Dataset entries below:

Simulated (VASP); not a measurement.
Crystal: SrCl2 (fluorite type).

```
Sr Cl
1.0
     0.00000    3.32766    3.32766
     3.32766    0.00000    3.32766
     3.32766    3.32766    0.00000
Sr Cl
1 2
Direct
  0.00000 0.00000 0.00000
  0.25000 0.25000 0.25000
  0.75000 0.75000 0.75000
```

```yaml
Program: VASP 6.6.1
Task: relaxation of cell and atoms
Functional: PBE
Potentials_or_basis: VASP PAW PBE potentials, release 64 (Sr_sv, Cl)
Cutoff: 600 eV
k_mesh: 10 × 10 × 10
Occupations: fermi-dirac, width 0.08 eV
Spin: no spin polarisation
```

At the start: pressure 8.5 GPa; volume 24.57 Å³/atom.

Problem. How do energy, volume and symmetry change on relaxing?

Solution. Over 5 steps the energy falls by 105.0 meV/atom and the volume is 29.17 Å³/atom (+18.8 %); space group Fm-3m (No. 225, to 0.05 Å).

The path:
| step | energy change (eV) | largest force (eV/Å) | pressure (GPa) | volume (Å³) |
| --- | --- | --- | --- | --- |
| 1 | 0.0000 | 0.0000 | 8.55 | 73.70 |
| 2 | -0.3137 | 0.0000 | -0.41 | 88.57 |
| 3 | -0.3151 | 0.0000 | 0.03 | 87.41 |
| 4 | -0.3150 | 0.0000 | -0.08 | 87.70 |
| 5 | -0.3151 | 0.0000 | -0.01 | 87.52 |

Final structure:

End of Dataset entries.

■ **Work task**
Everything in the listing must be written out again without any change.

■ **Written response**
Simulated (VASP); not a measurement.
Crystal: SrCl2 (fluorite type).

```
Sr Cl
1.0
     0.00000    3.32766    3.32766
     3.32766    0.00000    3.32766
     3.32766    3.32766    0.00000
Sr Cl
1 2
Direct
  0.00000 0.00000 0.00000
  0.25000 0.25000 0.25000
  0.75000 0.75000 0.75000
```

```yaml
Program: VASP 6.6.1
Task: relaxation of cell and atoms
Functional: PBE
Potentials_or_basis: VASP PAW PBE potentials, release 64 (Sr_sv, Cl)
Cutoff: 600 eV
k_mesh: 10 × 10 × 10
Occupations: fermi-dirac, width 0.08 eV
Spin: no spin polarisation
```

At the start: pressure 8.5 GPa; volume 24.57 Å³/atom.

Problem. How do energy, volume and symmetry change on relaxing?

Solution. Over 5 steps the energy falls by 105.0 meV/atom and the volume is 29.17 Å³/atom (+18.8 %); space group Fm-3m (No. 225, to 0.05 Å).

The path:
| step | energy change (eV) | largest force (eV/Å) | pressure (GPa) | volume (Å³) |
| --- | --- | --- | --- | --- |
| 1 | 0.0000 | 0.0000 | 8.55 | 73.70 |
| 2 | -0.3137 | 0.0000 | -0.41 | 88.57 |
| 3 | -0.3151 | 0.0000 | 0.03 | 87.41 |
| 4 | -0.3150 | 0.0000 | -0.08 | 87.70 |
| 5 | -0.3151 | 0.0000 | -0.01 | 87.52 |

Final structure:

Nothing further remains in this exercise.